▸ **BRIEF**
Beginning with the first line, transcribe the entries below exactly through the line containing "Computed with Ansatz", inclusive.

┌──

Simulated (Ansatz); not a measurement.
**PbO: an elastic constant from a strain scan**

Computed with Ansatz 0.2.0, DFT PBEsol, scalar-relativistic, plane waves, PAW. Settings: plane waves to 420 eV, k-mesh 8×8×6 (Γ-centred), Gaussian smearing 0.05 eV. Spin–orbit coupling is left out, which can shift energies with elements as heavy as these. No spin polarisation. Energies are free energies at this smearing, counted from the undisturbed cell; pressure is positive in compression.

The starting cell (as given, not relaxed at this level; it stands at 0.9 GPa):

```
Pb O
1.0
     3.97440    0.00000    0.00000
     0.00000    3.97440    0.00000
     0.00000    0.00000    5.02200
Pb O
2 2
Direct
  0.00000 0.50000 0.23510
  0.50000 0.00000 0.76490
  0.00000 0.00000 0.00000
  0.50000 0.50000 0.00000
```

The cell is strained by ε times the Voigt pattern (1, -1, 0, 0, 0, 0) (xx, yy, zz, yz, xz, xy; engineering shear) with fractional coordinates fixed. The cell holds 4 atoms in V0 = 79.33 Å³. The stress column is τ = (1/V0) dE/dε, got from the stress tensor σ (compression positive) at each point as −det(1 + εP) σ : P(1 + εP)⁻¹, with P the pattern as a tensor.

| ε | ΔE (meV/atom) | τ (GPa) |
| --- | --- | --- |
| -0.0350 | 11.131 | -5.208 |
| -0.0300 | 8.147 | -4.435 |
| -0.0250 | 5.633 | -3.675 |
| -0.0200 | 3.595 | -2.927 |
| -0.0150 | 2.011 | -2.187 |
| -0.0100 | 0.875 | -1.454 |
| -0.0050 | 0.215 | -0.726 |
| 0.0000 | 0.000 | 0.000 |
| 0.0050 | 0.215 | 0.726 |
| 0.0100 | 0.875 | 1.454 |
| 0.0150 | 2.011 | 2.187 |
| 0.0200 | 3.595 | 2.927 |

└──

▸ **WRITTEN RESPONSE**
Simulated (Ansatz); not a measurement.
**PbO: an elastic constant from a strain scan**

Computed with Ansatz 0.2.0, DFT PBEsol, scalar-relativistic, plane waves, PAW. Settings: plane waves to 420 eV, k-mesh 8×8×6 (Γ-centred), Gaussian smearing 0.05 eV. Spin–orbit coupling is left out, which can shift energies with elements as heavy as these. No spin polarisation. Energies are free energies at this smearing, counted from the undisturbed cell; pressure is positive in compression.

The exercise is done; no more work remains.